■ MATERIAL SHOWN:

=== Section Start ===

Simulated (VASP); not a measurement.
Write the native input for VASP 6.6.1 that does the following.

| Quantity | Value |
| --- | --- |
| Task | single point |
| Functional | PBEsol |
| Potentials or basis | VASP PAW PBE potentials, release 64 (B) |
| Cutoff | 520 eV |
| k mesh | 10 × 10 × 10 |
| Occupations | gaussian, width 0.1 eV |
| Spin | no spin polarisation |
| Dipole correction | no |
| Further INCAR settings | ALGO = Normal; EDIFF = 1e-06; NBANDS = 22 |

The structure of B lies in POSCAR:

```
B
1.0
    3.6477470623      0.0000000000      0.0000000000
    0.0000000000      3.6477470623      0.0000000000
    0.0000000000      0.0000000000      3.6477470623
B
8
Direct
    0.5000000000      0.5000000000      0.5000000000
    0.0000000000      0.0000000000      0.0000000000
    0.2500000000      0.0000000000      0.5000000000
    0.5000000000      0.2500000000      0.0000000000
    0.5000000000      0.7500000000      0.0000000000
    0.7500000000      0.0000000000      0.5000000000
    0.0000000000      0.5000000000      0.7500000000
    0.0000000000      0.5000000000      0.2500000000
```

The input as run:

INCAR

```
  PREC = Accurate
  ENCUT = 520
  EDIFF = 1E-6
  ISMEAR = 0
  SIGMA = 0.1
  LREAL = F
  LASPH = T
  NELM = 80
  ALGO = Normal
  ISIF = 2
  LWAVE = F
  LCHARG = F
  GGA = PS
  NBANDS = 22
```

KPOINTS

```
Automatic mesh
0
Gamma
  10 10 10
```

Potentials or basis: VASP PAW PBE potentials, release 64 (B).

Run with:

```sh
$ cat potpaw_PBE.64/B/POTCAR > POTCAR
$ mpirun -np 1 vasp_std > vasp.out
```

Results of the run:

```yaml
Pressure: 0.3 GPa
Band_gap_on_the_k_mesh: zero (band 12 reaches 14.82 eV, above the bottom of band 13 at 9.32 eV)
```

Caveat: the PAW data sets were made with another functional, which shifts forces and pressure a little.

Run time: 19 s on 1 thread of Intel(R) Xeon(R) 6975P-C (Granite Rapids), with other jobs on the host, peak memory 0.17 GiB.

=== Section End ===

■ WORK REQUEST:
What are the lines, exactly as written above, from the line with "spin polarisation |" to the line with "Caveat: the PAW", both included? Output only those.

■ WRITTEN REPLY:
| Spin | no spin polarisation |
| Dipole correction | no |
| Further INCAR settings | ALGO = Normal; EDIFF = 1e-06; NBANDS = 22 |

The structure of B lies in POSCAR:

```
B
1.0
    3.6477470623      0.0000000000      0.0000000000
    0.0000000000      3.6477470623      0.0000000000
    0.0000000000      0.0000000000      3.6477470623
B
8
Direct
    0.5000000000      0.5000000000      0.5000000000
    0.0000000000      0.0000000000      0.0000000000
    0.2500000000      0.0000000000      0.5000000000
    0.5000000000      0.2500000000      0.0000000000
    0.5000000000      0.7500000000      0.0000000000
    0.7500000000      0.0000000000      0.5000000000
    0.0000000000      0.5000000000      0.7500000000
    0.0000000000      0.5000000000      0.2500000000
```

The input as run:

INCAR

```
  PREC = Accurate
  ENCUT = 520
  EDIFF = 1E-6
  ISMEAR = 0
  SIGMA = 0.1
  LREAL = F
  LASPH = T
  NELM = 80
  ALGO = Normal
  ISIF = 2
  LWAVE = F
  LCHARG = F
  GGA = PS
  NBANDS = 22
```

KPOINTS

```
Automatic mesh
0
Gamma
  10 10 10
```

Potentials or basis: VASP PAW PBE potentials, release 64 (B).

Run with:

```sh
$ cat potpaw_PBE.64/B/POTCAR > POTCAR
$ mpirun -np 1 vasp_std > vasp.out
```

Results of the run:

```yaml
Pressure: 0.3 GPa
Band_gap_on_the_k_mesh: zero (band 12 reaches 14.82 eV, above the bottom of band 13 at 9.32 eV)
```

Caveat: the PAW data sets were made with another functional, which shifts forces and pressure a little.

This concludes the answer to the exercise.